LISTED RECORDS
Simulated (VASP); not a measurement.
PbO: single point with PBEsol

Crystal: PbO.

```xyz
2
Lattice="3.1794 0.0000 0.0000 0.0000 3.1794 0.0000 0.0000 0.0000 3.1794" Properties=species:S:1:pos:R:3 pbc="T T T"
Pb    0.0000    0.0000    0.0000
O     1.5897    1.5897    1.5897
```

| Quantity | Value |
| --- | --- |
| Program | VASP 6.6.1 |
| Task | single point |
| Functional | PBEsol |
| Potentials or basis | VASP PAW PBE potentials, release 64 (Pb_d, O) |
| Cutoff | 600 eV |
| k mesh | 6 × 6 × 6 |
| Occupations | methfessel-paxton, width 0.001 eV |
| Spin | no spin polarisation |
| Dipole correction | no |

WORK TASK
Your answer should be the full set of records, printed exactly.

TASK RESPONSE
Simulated (VASP); not a measurement.
PbO: single point with PBEsol

Crystal: PbO.

```xyz
2
Lattice="3.1794 0.0000 0.0000 0.0000 3.1794 0.0000 0.0000 0.0000 3.1794" Properties=species:S:1:pos:R:3 pbc="T T T"
Pb    0.0000    0.0000    0.0000
O     1.5897    1.5897    1.5897
```

| Quantity | Value |
| --- | --- |
| Program | VASP 6.6.1 |
| Task | single point |
| Functional | PBEsol |
| Potentials or basis | VASP PAW PBE potentials, release 64 (Pb_d, O) |
| Cutoff | 600 eV |
| k mesh | 6 × 6 × 6 |
| Occupations | methfessel-paxton, width 0.001 eV |
| Spin | no spin polarisation |
| Dipole correction | no |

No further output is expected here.